Write out the entries below exactly. End with the line that contains "Computed with the".

BEGIN RECORDS PROVIDED

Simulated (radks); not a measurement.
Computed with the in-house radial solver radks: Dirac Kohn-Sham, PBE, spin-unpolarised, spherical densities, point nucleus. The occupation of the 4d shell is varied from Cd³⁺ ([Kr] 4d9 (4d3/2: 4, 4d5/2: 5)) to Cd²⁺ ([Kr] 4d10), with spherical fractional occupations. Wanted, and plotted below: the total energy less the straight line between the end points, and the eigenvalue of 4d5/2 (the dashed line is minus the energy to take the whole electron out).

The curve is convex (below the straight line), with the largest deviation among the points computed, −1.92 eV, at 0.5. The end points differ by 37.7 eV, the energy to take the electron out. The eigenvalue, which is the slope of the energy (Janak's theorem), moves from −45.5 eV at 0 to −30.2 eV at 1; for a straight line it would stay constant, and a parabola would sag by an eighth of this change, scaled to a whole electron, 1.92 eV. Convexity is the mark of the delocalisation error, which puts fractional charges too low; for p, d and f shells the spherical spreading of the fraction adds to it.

END RECORDS PROVIDED

» RESULT:
Simulated (radks); not a measurement.
Computed with the in-house radial solver radks: Dirac Kohn-Sham, PBE, spin-unpolarised, spherical densities, point nucleus. The occupation of the 4d shell is varied from Cd³⁺ ([Kr] 4d9 (4d3/2: 4, 4d5/2: 5)) to Cd²⁺ ([Kr] 4d10), with spherical fractional occupations. Wanted, and plotted below: the total energy less the straight line between the end points, and the eigenvalue of 4d5/2 (the dashed line is minus the energy to take the whole electron out).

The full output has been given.